**Work task**
All lines up to and including the one that contains "(2) 68.8 meV/atom." are to be transcribed exactly, starting from the first line of the records.

**Extracted material**
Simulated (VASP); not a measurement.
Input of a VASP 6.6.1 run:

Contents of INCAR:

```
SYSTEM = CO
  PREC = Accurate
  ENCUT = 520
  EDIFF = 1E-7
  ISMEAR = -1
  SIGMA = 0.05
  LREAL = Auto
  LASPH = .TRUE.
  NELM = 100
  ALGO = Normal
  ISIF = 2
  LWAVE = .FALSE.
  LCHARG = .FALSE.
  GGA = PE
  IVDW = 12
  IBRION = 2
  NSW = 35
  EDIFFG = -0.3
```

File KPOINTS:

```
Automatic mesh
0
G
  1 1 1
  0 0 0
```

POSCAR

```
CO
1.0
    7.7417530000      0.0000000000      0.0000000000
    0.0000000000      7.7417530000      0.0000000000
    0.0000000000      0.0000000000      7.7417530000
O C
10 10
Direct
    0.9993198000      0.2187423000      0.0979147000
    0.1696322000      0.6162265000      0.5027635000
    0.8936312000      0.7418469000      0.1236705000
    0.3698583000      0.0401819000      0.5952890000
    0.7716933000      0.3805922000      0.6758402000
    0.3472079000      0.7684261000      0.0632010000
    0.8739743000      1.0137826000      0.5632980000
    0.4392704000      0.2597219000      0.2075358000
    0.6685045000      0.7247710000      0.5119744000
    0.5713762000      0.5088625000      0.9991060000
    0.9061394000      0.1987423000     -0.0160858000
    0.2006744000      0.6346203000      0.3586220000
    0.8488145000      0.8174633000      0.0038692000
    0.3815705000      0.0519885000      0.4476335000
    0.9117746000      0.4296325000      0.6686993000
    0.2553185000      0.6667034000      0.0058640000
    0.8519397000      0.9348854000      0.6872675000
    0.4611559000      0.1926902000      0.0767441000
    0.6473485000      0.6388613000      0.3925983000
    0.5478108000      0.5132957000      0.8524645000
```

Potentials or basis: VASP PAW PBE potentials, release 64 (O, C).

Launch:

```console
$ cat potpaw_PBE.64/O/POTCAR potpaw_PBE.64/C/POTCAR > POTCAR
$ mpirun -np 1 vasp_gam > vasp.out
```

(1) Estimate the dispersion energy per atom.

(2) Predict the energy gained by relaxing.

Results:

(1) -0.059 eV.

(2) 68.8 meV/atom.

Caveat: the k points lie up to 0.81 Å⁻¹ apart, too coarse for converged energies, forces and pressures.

**Response**
Simulated (VASP); not a measurement.
Input of a VASP 6.6.1 run:

Contents of INCAR:

```
SYSTEM = CO
  PREC = Accurate
  ENCUT = 520
  EDIFF = 1E-7
  ISMEAR = -1
  SIGMA = 0.05
  LREAL = Auto
  LASPH = .TRUE.
  NELM = 100
  ALGO = Normal
  ISIF = 2
  LWAVE = .FALSE.
  LCHARG = .FALSE.
  GGA = PE
  IVDW = 12
  IBRION = 2
  NSW = 35
  EDIFFG = -0.3
```

File KPOINTS:

```
Automatic mesh
0
G
  1 1 1
  0 0 0
```

POSCAR

```
CO
1.0
    7.7417530000      0.0000000000      0.0000000000
    0.0000000000      7.7417530000      0.0000000000
    0.0000000000      0.0000000000      7.7417530000
O C
10 10
Direct
    0.9993198000      0.2187423000      0.0979147000
    0.1696322000      0.6162265000      0.5027635000
    0.8936312000      0.7418469000      0.1236705000
    0.3698583000      0.0401819000      0.5952890000
    0.7716933000      0.3805922000      0.6758402000
    0.3472079000      0.7684261000      0.0632010000
    0.8739743000      1.0137826000      0.5632980000
    0.4392704000      0.2597219000      0.2075358000
    0.6685045000      0.7247710000      0.5119744000
    0.5713762000      0.5088625000      0.9991060000
    0.9061394000      0.1987423000     -0.0160858000
    0.2006744000      0.6346203000      0.3586220000
    0.8488145000      0.8174633000      0.0038692000
    0.3815705000      0.0519885000      0.4476335000
    0.9117746000      0.4296325000      0.6686993000
    0.2553185000      0.6667034000      0.0058640000
    0.8519397000      0.9348854000      0.6872675000
    0.4611559000      0.1926902000      0.0767441000
    0.6473485000      0.6388613000      0.3925983000
    0.5478108000      0.5132957000      0.8524645000
```

Potentials or basis: VASP PAW PBE potentials, release 64 (O, C).

Launch:

```console
$ cat potpaw_PBE.64/O/POTCAR potpaw_PBE.64/C/POTCAR > POTCAR
$ mpirun -np 1 vasp_gam > vasp.out
```

(1) Estimate the dispersion energy per atom.

(2) Predict the energy gained by relaxing.

Results:

(1) -0.059 eV.

(2) 68.8 meV/atom.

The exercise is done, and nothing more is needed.